▶ Activity
Transcribe exactly the first line of the listing below and each line that follows it, ending with the line that contains "A. P-3m1, 5", and omit the remainder.

Start of Dataset
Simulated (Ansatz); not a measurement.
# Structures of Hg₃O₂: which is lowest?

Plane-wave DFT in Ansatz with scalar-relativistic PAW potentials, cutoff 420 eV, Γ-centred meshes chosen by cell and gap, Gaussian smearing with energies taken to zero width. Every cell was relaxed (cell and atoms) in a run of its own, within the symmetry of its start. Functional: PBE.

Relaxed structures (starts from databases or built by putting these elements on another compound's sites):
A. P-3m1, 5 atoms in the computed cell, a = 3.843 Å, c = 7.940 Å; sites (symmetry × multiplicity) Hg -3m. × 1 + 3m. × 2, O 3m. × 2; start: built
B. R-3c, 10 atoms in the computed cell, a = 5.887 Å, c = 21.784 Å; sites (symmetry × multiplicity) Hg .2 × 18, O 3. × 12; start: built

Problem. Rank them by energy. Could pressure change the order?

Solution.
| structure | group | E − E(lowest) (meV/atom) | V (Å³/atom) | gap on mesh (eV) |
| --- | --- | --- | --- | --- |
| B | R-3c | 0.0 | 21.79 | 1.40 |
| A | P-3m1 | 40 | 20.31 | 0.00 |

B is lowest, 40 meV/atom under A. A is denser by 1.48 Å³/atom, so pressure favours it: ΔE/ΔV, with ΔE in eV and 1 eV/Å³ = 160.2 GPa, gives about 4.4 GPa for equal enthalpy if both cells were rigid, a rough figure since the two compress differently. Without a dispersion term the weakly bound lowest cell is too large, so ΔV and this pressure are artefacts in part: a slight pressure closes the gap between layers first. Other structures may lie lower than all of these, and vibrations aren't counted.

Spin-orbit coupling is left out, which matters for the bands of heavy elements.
End of Dataset

▶ Exercise output
Simulated (Ansatz); not a measurement.
# Structures of Hg₃O₂: which is lowest?

Plane-wave DFT in Ansatz with scalar-relativistic PAW potentials, cutoff 420 eV, Γ-centred meshes chosen by cell and gap, Gaussian smearing with energies taken to zero width. Every cell was relaxed (cell and atoms) in a run of its own, within the symmetry of its start. Functional: PBE.

Relaxed structures (starts from databases or built by putting these elements on another compound's sites):
A. P-3m1, 5 atoms in the computed cell, a = 3.843 Å, c = 7.940 Å; sites (symmetry × multiplicity) Hg -3m. × 1 + 3m. × 2, O 3m. × 2; start: built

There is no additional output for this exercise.